(RECORDS SUPPLIED)

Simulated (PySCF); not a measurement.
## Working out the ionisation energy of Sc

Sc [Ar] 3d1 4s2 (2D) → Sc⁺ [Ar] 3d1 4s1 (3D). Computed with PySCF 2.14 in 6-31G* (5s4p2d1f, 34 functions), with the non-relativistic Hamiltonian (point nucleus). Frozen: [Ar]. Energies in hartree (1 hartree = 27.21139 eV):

(End RECORDS SUPPLIED)

WORK INSTRUCTION: Type out the entire listing again, matching every line exactly.

TASK OUTPUT:
Simulated (PySCF); not a measurement.
## Working out the ionisation energy of Sc

Sc [Ar] 3d1 4s2 (2D) → Sc⁺ [Ar] 3d1 4s1 (3D). Computed with PySCF 2.14 in 6-31G* (5s4p2d1f, 34 functions), with the non-relativistic Hamiltonian (point nucleus). Frozen: [Ar]. Energies in hartree (1 hartree = 27.21139 eV):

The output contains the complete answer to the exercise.